**ACTION ITEM**
When you reach the line in the listing below that contains "none | none | - |", begin returning lines exactly as written, and stop after the line that contains "-13.65 | -0.144 |". Return no other lines.

**PROVIDED DATA**
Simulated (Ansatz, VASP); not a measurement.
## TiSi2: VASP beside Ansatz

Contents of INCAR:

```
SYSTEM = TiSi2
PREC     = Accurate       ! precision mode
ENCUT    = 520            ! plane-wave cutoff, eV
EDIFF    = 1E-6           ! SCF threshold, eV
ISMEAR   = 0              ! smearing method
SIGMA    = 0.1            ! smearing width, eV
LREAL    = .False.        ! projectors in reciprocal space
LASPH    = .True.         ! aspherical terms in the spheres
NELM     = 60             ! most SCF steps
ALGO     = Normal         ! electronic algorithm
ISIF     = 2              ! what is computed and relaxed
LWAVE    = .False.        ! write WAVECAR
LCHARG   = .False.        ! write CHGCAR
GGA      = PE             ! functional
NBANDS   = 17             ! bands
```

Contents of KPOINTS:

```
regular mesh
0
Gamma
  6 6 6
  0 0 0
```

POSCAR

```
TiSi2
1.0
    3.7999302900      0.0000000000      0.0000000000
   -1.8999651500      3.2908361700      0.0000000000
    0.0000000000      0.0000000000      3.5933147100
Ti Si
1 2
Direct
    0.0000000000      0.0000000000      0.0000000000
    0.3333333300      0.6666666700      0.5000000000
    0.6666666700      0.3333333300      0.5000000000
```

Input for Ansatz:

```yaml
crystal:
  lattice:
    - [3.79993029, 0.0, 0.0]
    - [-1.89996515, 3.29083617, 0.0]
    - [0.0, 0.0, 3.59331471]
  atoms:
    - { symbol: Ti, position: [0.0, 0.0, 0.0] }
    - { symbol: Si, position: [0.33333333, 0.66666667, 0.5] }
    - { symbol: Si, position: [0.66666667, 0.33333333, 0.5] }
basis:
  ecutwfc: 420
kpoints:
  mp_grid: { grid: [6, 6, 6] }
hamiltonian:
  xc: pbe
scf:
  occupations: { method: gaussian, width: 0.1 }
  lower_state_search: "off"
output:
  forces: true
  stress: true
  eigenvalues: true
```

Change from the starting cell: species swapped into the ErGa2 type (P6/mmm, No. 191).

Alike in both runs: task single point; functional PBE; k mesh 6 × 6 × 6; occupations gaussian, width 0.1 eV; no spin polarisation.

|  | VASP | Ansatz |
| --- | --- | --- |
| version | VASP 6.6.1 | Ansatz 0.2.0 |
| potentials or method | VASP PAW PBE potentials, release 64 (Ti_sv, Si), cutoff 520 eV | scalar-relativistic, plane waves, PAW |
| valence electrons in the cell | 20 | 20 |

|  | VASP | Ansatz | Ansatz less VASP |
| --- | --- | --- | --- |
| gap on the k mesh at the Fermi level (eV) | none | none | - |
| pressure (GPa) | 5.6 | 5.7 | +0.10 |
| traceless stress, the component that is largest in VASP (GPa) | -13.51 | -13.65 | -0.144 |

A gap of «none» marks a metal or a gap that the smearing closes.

**REPLY**
| gap on the k mesh at the Fermi level (eV) | none | none | - |
| pressure (GPa) | 5.6 | 5.7 | +0.10 |
| traceless stress, the component that is largest in VASP (GPa) | -13.51 | -13.65 | -0.144 |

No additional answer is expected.